- WORK INSTRUCTION: All that is wanted is a word-for-word copy of the data from its first line to the line containing "Model: GRI-Mech 3.0", both included.

- STUDY MATERIAL:
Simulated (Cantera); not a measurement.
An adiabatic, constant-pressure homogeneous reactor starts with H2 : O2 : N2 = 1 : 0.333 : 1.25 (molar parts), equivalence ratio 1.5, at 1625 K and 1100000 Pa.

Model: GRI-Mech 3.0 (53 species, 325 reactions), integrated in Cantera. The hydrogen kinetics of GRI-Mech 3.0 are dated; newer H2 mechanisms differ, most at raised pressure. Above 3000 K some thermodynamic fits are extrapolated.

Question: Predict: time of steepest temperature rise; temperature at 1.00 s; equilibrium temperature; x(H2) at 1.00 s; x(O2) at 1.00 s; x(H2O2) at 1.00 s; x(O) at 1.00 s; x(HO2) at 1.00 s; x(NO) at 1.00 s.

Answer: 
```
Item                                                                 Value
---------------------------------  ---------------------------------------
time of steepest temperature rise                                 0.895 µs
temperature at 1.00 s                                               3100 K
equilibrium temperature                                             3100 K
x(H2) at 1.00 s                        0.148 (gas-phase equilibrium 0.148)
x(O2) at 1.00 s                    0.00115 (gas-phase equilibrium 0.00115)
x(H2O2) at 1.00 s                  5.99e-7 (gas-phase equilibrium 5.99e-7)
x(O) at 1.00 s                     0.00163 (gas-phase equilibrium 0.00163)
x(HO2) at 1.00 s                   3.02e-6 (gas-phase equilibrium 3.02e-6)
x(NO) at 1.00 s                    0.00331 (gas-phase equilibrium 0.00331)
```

- RESPONSE BOX:
Simulated (Cantera); not a measurement.
An adiabatic, constant-pressure homogeneous reactor starts with H2 : O2 : N2 = 1 : 0.333 : 1.25 (molar parts), equivalence ratio 1.5, at 1625 K and 1100000 Pa.

Model: GRI-Mech 3.0 (53 species, 325 reactions), integrated in Cantera. The hydrogen kinetics of GRI-Mech 3.0 are dated; newer H2 mechanisms differ, most at raised pressure. Above 3000 K some thermodynamic fits are extrapolated.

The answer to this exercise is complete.